[[ Available data, beginning ]]

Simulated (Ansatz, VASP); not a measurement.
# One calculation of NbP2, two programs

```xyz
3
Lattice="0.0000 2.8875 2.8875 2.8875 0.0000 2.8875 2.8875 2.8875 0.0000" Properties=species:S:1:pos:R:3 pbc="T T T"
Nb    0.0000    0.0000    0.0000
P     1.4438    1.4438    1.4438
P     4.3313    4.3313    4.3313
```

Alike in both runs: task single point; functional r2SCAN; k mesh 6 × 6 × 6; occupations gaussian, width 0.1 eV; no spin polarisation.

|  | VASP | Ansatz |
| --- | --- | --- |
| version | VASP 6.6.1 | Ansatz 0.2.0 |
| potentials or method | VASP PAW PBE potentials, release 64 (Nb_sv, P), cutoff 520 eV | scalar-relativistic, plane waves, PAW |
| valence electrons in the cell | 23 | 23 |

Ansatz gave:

[[ Available data, end ]]

Required action
Would you please write out the entire listing exactly?

Solution
Simulated (Ansatz, VASP); not a measurement.
# One calculation of NbP2, two programs

```xyz
3
Lattice="0.0000 2.8875 2.8875 2.8875 0.0000 2.8875 2.8875 2.8875 0.0000" Properties=species:S:1:pos:R:3 pbc="T T T"
Nb    0.0000    0.0000    0.0000
P     1.4438    1.4438    1.4438
P     4.3313    4.3313    4.3313
```

Alike in both runs: task single point; functional r2SCAN; k mesh 6 × 6 × 6; occupations gaussian, width 0.1 eV; no spin polarisation.

|  | VASP | Ansatz |
| --- | --- | --- |
| version | VASP 6.6.1 | Ansatz 0.2.0 |
| potentials or method | VASP PAW PBE potentials, release 64 (Nb_sv, P), cutoff 520 eV | scalar-relativistic, plane waves, PAW |
| valence electrons in the cell | 23 | 23 |

Ansatz gave:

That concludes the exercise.